- _Work request_
Starting at the first line below, copy through to the last line exactly.

Extracted material below:
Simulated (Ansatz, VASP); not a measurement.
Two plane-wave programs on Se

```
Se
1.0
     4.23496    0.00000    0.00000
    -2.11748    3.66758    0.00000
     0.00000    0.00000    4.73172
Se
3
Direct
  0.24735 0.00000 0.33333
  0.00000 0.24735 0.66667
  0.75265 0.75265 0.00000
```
End of Extracted material.

- _Written answer_
Simulated (Ansatz, VASP); not a measurement.
Two plane-wave programs on Se

```
Se
1.0
     4.23496    0.00000    0.00000
    -2.11748    3.66758    0.00000
     0.00000    0.00000    4.73172
Se
3
Direct
  0.24735 0.00000 0.33333
  0.00000 0.24735 0.66667
  0.75265 0.75265 0.00000
```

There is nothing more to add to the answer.